## [Activity]
Each line from the opening of the records that follow to the line with "Spin–orbit coupling is" needs to be written out exactly. Add nothing.

## [Dataset extract]

****************

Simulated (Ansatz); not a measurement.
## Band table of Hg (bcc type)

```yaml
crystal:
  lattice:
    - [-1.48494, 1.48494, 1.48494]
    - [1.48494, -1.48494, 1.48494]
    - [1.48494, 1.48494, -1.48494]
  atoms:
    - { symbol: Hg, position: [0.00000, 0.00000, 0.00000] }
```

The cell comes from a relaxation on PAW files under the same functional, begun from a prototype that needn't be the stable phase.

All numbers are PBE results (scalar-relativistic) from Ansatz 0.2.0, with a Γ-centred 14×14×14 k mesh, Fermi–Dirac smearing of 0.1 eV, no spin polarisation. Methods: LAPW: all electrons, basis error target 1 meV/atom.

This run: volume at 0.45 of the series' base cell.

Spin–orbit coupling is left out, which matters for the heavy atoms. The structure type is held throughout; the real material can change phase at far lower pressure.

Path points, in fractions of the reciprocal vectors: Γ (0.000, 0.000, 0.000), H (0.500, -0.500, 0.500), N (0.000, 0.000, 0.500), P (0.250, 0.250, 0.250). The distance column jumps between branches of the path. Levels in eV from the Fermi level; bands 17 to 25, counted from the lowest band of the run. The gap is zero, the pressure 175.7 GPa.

****************

## [Written response]
Simulated (Ansatz); not a measurement.
## Band table of Hg (bcc type)

```yaml
crystal:
  lattice:
    - [-1.48494, 1.48494, 1.48494]
    - [1.48494, -1.48494, 1.48494]
    - [1.48494, 1.48494, -1.48494]
  atoms:
    - { symbol: Hg, position: [0.00000, 0.00000, 0.00000] }
```

The cell comes from a relaxation on PAW files under the same functional, begun from a prototype that needn't be the stable phase.

All numbers are PBE results (scalar-relativistic) from Ansatz 0.2.0, with a Γ-centred 14×14×14 k mesh, Fermi–Dirac smearing of 0.1 eV, no spin polarisation. Methods: LAPW: all electrons, basis error target 1 meV/atom.

This run: volume at 0.45 of the series' base cell.

Spin–orbit coupling is left out, which matters for the heavy atoms. The structure type is held throughout; the real material can change phase at far lower pressure.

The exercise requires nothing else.